-=-=-

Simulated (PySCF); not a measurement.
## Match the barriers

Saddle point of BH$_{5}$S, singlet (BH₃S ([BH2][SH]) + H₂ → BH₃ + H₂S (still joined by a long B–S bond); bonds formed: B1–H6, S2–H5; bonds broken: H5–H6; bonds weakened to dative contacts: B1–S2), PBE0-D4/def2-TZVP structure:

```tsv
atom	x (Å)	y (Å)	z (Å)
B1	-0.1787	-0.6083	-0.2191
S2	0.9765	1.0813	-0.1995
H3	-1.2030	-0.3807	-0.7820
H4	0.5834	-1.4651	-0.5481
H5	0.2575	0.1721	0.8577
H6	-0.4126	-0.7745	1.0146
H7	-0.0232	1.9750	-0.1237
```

-=-=-

**WORK TASK:**
So that nothing is lost, write out each record exactly as it appears above.

**REPLY:**
Simulated (PySCF); not a measurement.
## Match the barriers

Saddle point of BH$_{5}$S, singlet (BH₃S ([BH2][SH]) + H₂ → BH₃ + H₂S (still joined by a long B–S bond); bonds formed: B1–H6, S2–H5; bonds broken: H5–H6; bonds weakened to dative contacts: B1–S2), PBE0-D4/def2-TZVP structure:

```tsv
atom	x (Å)	y (Å)	z (Å)
B1	-0.1787	-0.6083	-0.2191
S2	0.9765	1.0813	-0.1995
H3	-1.2030	-0.3807	-0.7820
H4	0.5834	-1.4651	-0.5481
H5	0.2575	0.1721	0.8577
H6	-0.4126	-0.7745	1.0146
H7	-0.0232	1.9750	-0.1237
```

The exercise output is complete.